----- PROVIDED INFORMATION -----

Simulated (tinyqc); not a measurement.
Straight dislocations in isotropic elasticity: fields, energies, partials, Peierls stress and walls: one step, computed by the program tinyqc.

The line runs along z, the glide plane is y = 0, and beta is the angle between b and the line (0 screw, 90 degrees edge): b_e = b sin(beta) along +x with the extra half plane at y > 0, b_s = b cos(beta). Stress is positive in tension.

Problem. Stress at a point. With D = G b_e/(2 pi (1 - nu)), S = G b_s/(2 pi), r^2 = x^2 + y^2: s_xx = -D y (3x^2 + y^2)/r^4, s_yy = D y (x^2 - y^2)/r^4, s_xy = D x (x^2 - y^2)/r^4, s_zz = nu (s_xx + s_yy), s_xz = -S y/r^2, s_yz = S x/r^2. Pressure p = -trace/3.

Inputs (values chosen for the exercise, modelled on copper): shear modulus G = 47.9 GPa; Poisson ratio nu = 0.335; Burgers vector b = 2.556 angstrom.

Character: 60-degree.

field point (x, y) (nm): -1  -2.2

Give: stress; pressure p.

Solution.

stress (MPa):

-----

EXERCISE
Repeat every line of the records above exactly.

WRITTEN ANSWER
Simulated (tinyqc); not a measurement.
Straight dislocations in isotropic elasticity: fields, energies, partials, Peierls stress and walls: one step, computed by the program tinyqc.

The line runs along z, the glide plane is y = 0, and beta is the angle between b and the line (0 screw, 90 degrees edge): b_e = b sin(beta) along +x with the extra half plane at y > 0, b_s = b cos(beta). Stress is positive in tension.

Problem. Stress at a point. With D = G b_e/(2 pi (1 - nu)), S = G b_s/(2 pi), r^2 = x^2 + y^2: s_xx = -D y (3x^2 + y^2)/r^4, s_yy = D y (x^2 - y^2)/r^4, s_xy = D x (x^2 - y^2)/r^4, s_zz = nu (s_xx + s_yy), s_xz = -S y/r^2, s_yz = S x/r^2. Pressure p = -trace/3.

Inputs (values chosen for the exercise, modelled on copper): shear modulus G = 47.9 GPa; Poisson ratio nu = 0.335; Burgers vector b = 2.556 angstrom.

Character: 60-degree.

field point (x, y) (nm): -1  -2.2

Give: stress; pressure p.

Solution.

stress (MPa):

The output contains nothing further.